_Task item_. From the first line of the data below, copy each line up to the one containing "Space group Pm-3m", and include that line too.

+++ Study material +++

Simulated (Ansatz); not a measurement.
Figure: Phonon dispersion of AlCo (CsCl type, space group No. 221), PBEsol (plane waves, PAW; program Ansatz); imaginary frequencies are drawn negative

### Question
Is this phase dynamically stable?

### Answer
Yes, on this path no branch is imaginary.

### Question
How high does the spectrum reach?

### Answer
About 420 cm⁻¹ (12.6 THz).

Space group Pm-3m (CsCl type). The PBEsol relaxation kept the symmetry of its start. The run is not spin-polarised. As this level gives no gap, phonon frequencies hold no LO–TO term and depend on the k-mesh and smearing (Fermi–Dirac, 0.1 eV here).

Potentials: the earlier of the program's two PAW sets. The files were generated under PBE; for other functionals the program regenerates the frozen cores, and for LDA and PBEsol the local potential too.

+++

_Solution_.
Simulated (Ansatz); not a measurement.
Figure: Phonon dispersion of AlCo (CsCl type, space group No. 221), PBEsol (plane waves, PAW; program Ansatz); imaginary frequencies are drawn negative

### Question
Is this phase dynamically stable?

### Answer
Yes, on this path no branch is imaginary.

### Question
How high does the spectrum reach?

### Answer
About 420 cm⁻¹ (12.6 THz).

Space group Pm-3m (CsCl type). The PBEsol relaxation kept the symmetry of its start. The run is not spin-polarised. As this level gives no gap, phonon frequencies hold no LO–TO term and depend on the k-mesh and smearing (Fermi–Dirac, 0.1 eV here).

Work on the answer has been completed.